[WORK ITEM]:
With the line that contains "35 | band 36 |" as the final line, return every line from the start of the data below exactly.

[PROVIDED INFORMATION]:
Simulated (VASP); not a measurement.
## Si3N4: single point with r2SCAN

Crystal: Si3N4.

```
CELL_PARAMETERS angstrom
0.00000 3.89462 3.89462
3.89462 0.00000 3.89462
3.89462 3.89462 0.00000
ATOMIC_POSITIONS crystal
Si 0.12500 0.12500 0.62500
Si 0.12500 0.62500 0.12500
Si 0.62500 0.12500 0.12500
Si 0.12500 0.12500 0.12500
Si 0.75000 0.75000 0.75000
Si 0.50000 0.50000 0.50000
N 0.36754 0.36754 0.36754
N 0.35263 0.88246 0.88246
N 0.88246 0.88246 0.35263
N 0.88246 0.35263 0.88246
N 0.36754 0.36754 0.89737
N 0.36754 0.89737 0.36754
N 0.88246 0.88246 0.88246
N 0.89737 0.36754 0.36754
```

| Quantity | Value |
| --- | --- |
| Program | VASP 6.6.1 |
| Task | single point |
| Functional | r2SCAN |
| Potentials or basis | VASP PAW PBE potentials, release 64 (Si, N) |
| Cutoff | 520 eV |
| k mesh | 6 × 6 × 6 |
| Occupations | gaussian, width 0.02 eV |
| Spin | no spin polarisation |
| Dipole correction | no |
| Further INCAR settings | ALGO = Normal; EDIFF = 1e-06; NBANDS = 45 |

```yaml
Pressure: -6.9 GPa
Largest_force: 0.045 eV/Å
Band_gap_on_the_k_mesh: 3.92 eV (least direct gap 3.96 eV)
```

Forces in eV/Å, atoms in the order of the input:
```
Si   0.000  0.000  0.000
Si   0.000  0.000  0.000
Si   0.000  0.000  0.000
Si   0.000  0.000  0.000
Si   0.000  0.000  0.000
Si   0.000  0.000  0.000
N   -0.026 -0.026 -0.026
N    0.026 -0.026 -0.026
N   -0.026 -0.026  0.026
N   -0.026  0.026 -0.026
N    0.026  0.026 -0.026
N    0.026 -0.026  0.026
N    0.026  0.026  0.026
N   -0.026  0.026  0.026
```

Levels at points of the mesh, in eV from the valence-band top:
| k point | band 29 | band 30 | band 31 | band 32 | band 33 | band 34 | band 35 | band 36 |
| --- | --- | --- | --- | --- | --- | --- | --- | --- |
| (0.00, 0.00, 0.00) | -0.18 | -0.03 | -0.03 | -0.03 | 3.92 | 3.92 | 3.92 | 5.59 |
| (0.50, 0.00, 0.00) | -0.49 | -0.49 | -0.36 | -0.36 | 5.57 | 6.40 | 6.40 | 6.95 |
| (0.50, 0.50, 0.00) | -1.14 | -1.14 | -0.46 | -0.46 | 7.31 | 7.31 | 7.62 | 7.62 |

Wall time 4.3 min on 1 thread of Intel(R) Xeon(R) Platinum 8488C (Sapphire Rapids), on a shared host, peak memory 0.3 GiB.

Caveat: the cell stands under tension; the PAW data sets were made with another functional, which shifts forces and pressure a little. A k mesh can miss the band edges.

[WRITTEN RESPONSE]:
Simulated (VASP); not a measurement.
## Si3N4: single point with r2SCAN

Crystal: Si3N4.

```
CELL_PARAMETERS angstrom
0.00000 3.89462 3.89462
3.89462 0.00000 3.89462
3.89462 3.89462 0.00000
ATOMIC_POSITIONS crystal
Si 0.12500 0.12500 0.62500
Si 0.12500 0.62500 0.12500
Si 0.62500 0.12500 0.12500
Si 0.12500 0.12500 0.12500
Si 0.75000 0.75000 0.75000
Si 0.50000 0.50000 0.50000
N 0.36754 0.36754 0.36754
N 0.35263 0.88246 0.88246
N 0.88246 0.88246 0.35263
N 0.88246 0.35263 0.88246
N 0.36754 0.36754 0.89737
N 0.36754 0.89737 0.36754
N 0.88246 0.88246 0.88246
N 0.89737 0.36754 0.36754
```

| Quantity | Value |
| --- | --- |
| Program | VASP 6.6.1 |
| Task | single point |
| Functional | r2SCAN |
| Potentials or basis | VASP PAW PBE potentials, release 64 (Si, N) |
| Cutoff | 520 eV |
| k mesh | 6 × 6 × 6 |
| Occupations | gaussian, width 0.02 eV |
| Spin | no spin polarisation |
| Dipole correction | no |
| Further INCAR settings | ALGO = Normal; EDIFF = 1e-06; NBANDS = 45 |

```yaml
Pressure: -6.9 GPa
Largest_force: 0.045 eV/Å
Band_gap_on_the_k_mesh: 3.92 eV (least direct gap 3.96 eV)
```

Forces in eV/Å, atoms in the order of the input:
```
Si   0.000  0.000  0.000
Si   0.000  0.000  0.000
Si   0.000  0.000  0.000
Si   0.000  0.000  0.000
Si   0.000  0.000  0.000
Si   0.000  0.000  0.000
N   -0.026 -0.026 -0.026
N    0.026 -0.026 -0.026
N   -0.026 -0.026  0.026
N   -0.026  0.026 -0.026
N    0.026  0.026 -0.026
N    0.026 -0.026  0.026
N    0.026  0.026  0.026
N   -0.026  0.026  0.026
```

Levels at points of the mesh, in eV from the valence-band top:
| k point | band 29 | band 30 | band 31 | band 32 | band 33 | band 34 | band 35 | band 36 |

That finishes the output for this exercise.